TASK ITEM:
Please transcribe the data that follows exactly, from its first line through the line that contains "Å³/atom, in agreement.".

SUPPLIED DATA:
BEGIN

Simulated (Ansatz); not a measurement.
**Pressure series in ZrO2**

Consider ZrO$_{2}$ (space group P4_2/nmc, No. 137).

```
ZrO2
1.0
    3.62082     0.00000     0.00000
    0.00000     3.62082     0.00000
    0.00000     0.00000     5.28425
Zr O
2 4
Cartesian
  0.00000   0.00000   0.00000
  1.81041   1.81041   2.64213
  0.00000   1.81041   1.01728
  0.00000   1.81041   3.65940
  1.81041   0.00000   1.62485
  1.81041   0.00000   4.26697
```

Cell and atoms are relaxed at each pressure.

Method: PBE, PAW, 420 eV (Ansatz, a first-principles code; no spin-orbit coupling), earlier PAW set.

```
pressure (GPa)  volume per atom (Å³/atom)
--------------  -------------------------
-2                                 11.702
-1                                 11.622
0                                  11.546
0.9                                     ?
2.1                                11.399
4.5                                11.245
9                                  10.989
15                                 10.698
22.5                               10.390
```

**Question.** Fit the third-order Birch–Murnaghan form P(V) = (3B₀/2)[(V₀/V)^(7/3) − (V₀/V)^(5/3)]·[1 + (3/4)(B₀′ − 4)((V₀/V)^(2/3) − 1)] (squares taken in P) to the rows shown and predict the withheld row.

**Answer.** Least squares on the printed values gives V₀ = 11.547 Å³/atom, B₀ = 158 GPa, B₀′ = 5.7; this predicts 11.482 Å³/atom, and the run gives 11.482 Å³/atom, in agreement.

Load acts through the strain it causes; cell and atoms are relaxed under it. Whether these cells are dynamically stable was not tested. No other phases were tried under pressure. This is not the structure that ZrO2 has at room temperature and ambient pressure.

END

RESULT:
Simulated (Ansatz); not a measurement.
**Pressure series in ZrO2**

Consider ZrO$_{2}$ (space group P4_2/nmc, No. 137).

```
ZrO2
1.0
    3.62082     0.00000     0.00000
    0.00000     3.62082     0.00000
    0.00000     0.00000     5.28425
Zr O
2 4
Cartesian
  0.00000   0.00000   0.00000
  1.81041   1.81041   2.64213
  0.00000   1.81041   1.01728
  0.00000   1.81041   3.65940
  1.81041   0.00000   1.62485
  1.81041   0.00000   4.26697
```

Cell and atoms are relaxed at each pressure.

Method: PBE, PAW, 420 eV (Ansatz, a first-principles code; no spin-orbit coupling), earlier PAW set.

```
pressure (GPa)  volume per atom (Å³/atom)
--------------  -------------------------
-2                                 11.702
-1                                 11.622
0                                  11.546
0.9                                     ?
2.1                                11.399
4.5                                11.245
9                                  10.989
15                                 10.698
22.5                               10.390
```

**Question.** Fit the third-order Birch–Murnaghan form P(V) = (3B₀/2)[(V₀/V)^(7/3) − (V₀/V)^(5/3)]·[1 + (3/4)(B₀′ − 4)((V₀/V)^(2/3) − 1)] (squares taken in P) to the rows shown and predict the withheld row.

**Answer.** Least squares on the printed values gives V₀ = 11.547 Å³/atom, B₀ = 158 GPa, B₀′ = 5.7; this predicts 11.482 Å³/atom, and the run gives 11.482 Å³/atom, in agreement.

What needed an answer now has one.